- - - - -

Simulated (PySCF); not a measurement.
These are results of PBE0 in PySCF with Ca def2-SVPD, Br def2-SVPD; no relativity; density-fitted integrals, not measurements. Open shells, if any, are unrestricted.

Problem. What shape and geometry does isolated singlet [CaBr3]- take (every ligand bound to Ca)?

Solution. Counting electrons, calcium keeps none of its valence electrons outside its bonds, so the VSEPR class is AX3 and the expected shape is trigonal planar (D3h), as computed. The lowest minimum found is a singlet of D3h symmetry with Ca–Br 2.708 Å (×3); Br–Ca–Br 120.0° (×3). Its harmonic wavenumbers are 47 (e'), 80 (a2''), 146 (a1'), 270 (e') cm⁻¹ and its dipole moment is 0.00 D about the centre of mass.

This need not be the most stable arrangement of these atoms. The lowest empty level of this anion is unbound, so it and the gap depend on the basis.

- - - - -

=== WORK TASK ===
Using the data above, restate word for word the lines from its opening line through the line that contains "Solution. Counting electrons, calcium", and no more.

=== WRITTEN ANSWER ===
Simulated (PySCF); not a measurement.
These are results of PBE0 in PySCF with Ca def2-SVPD, Br def2-SVPD; no relativity; density-fitted integrals, not measurements. Open shells, if any, are unrestricted.

Problem. What shape and geometry does isolated singlet [CaBr3]- take (every ligand bound to Ca)?

Solution. Counting electrons, calcium keeps none of its valence electrons outside its bonds, so the VSEPR class is AX3 and the expected shape is trigonal planar (D3h), as computed. The lowest minimum found is a singlet of D3h symmetry with Ca–Br 2.708 Å (×3); Br–Ca–Br 120.0° (×3). Its harmonic wavenumbers are 47 (e'), 80 (a2''), 146 (a1'), 270 (e') cm⁻¹ and its dipole moment is 0.00 D about the centre of mass.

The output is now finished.